--
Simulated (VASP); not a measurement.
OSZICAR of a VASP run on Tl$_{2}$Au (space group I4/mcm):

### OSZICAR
--

_Work request_: Word for word, write out every line of the listing.

_Answer box_:
Simulated (VASP); not a measurement.
OSZICAR of a VASP run on Tl$_{2}$Au (space group I4/mcm):

### OSZICAR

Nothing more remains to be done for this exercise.